* _GIVEN INFORMATION_:
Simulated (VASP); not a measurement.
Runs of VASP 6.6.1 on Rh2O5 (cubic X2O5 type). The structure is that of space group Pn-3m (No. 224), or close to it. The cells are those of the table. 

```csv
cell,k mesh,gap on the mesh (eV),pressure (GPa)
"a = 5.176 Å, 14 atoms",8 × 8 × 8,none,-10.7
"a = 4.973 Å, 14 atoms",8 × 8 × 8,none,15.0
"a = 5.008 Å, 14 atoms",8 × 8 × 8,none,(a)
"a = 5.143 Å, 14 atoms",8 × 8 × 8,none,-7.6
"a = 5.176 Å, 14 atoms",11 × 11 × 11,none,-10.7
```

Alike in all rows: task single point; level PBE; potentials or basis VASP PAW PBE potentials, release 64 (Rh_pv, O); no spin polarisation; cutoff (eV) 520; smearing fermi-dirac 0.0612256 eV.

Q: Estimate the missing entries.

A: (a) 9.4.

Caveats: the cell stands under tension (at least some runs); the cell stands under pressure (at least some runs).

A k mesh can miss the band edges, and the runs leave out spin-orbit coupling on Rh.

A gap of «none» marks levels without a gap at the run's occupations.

* _WORK INSTRUCTION_: Every record, from top to bottom, must be transcribed exactly.

* _EXERCISE OUTPUT_:
Simulated (VASP); not a measurement.
Runs of VASP 6.6.1 on Rh2O5 (cubic X2O5 type). The structure is that of space group Pn-3m (No. 224), or close to it. The cells are those of the table. 

```csv
cell,k mesh,gap on the mesh (eV),pressure (GPa)
"a = 5.176 Å, 14 atoms",8 × 8 × 8,none,-10.7
"a = 4.973 Å, 14 atoms",8 × 8 × 8,none,15.0
"a = 5.008 Å, 14 atoms",8 × 8 × 8,none,(a)
"a = 5.143 Å, 14 atoms",8 × 8 × 8,none,-7.6
"a = 5.176 Å, 14 atoms",11 × 11 × 11,none,-10.7
```

Alike in all rows: task single point; level PBE; potentials or basis VASP PAW PBE potentials, release 64 (Rh_pv, O); no spin polarisation; cutoff (eV) 520; smearing fermi-dirac 0.0612256 eV.

Q: Estimate the missing entries.

A: (a) 9.4.

Caveats: the cell stands under tension (at least some runs); the cell stands under pressure (at least some runs).

A k mesh can miss the band edges, and the runs leave out spin-orbit coupling on Rh.

A gap of «none» marks levels without a gap at the run's occupations.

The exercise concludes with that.